◆ Records supplied ◆
*** Block opens ***
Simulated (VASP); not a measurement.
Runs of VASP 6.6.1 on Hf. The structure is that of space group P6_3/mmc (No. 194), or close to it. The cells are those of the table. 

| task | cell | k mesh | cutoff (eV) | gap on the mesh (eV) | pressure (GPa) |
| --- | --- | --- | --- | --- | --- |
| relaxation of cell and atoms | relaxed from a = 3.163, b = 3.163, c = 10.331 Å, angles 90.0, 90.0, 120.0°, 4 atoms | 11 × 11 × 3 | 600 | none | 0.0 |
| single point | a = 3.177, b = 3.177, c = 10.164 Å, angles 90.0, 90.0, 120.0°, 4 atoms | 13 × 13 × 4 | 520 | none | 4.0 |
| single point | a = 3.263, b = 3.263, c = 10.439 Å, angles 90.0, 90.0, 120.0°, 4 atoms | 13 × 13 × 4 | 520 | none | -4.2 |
*** Block closes ***

Transcribe each entry. Leave nothing out.

◆ Exercise response ◆
Simulated (VASP); not a measurement.
Runs of VASP 6.6.1 on Hf. The structure is that of space group P6_3/mmc (No. 194), or close to it. The cells are those of the table. 

| task | cell | k mesh | cutoff (eV) | gap on the mesh (eV) | pressure (GPa) |
| --- | --- | --- | --- | --- | --- |
| relaxation of cell and atoms | relaxed from a = 3.163, b = 3.163, c = 10.331 Å, angles 90.0, 90.0, 120.0°, 4 atoms | 11 × 11 × 3 | 600 | none | 0.0 |
| single point | a = 3.177, b = 3.177, c = 10.164 Å, angles 90.0, 90.0, 120.0°, 4 atoms | 13 × 13 × 4 | 520 | none | 4.0 |
| single point | a = 3.263, b = 3.263, c = 10.439 Å, angles 90.0, 90.0, 120.0°, 4 atoms | 13 × 13 × 4 | 520 | none | -4.2 |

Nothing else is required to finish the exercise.